[WORK INSTRUCTION]
Print all of the data exactly, with no line missing.

———

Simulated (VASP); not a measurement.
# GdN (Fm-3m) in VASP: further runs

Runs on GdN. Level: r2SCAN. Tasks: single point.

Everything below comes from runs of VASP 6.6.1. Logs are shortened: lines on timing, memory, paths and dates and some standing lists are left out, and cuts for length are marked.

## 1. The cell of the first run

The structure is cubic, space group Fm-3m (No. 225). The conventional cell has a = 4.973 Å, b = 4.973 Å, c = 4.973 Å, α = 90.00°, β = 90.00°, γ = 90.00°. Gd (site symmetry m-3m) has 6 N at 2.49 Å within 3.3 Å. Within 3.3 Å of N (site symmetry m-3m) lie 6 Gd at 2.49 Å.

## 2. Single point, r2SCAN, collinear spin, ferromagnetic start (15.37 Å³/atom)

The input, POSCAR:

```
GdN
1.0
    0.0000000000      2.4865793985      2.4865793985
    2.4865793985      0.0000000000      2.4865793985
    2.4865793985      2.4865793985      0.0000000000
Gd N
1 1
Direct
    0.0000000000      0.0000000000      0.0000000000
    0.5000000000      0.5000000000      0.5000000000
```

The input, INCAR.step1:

———

[EXERCISE OUTPUT]
Simulated (VASP); not a measurement.
# GdN (Fm-3m) in VASP: further runs

Runs on GdN. Level: r2SCAN. Tasks: single point.

Everything below comes from runs of VASP 6.6.1. Logs are shortened: lines on timing, memory, paths and dates and some standing lists are left out, and cuts for length are marked.

## 1. The cell of the first run

The structure is cubic, space group Fm-3m (No. 225). The conventional cell has a = 4.973 Å, b = 4.973 Å, c = 4.973 Å, α = 90.00°, β = 90.00°, γ = 90.00°. Gd (site symmetry m-3m) has 6 N at 2.49 Å within 3.3 Å. Within 3.3 Å of N (site symmetry m-3m) lie 6 Gd at 2.49 Å.

## 2. Single point, r2SCAN, collinear spin, ferromagnetic start (15.37 Å³/atom)

The input, POSCAR:

```
GdN
1.0
    0.0000000000      2.4865793985      2.4865793985
    2.4865793985      0.0000000000      2.4865793985
    2.4865793985      2.4865793985      0.0000000000
Gd N
1 1
Direct
    0.0000000000      0.0000000000      0.0000000000
    0.5000000000      0.5000000000      0.5000000000
```

The input, INCAR.step1:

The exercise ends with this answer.